* Data:

□ □ □ □ □

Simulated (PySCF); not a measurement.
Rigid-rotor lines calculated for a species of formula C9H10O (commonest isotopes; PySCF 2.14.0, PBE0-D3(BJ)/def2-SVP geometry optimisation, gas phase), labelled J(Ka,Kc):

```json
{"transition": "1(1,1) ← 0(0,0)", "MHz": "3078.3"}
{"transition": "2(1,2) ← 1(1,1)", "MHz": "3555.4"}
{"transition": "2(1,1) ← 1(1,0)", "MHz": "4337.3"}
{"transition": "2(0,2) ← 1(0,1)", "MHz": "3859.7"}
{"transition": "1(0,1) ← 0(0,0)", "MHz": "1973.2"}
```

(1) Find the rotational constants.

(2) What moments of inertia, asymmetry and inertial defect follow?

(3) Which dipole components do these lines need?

□ □ □ □ □

* Activity: The records above should be printed exactly, please, from the first line through the line containing "(2) What moments", with both ends kept and nothing past it.

* Written reply:
Simulated (PySCF); not a measurement.
Rigid-rotor lines calculated for a species of formula C9H10O (commonest isotopes; PySCF 2.14.0, PBE0-D3(BJ)/def2-SVP geometry optimisation, gas phase), labelled J(Ka,Kc):

```json
{"transition": "1(1,1) ← 0(0,0)", "MHz": "3078.3"}
{"transition": "2(1,2) ← 1(1,1)", "MHz": "3555.4"}
{"transition": "2(1,1) ← 1(1,0)", "MHz": "4337.3"}
{"transition": "2(0,2) ← 1(0,1)", "MHz": "3859.7"}
{"transition": "1(0,1) ← 0(0,0)", "MHz": "1973.2"}
```

(1) Find the rotational constants.

(2) What moments of inertia, asymmetry and inertial defect follow?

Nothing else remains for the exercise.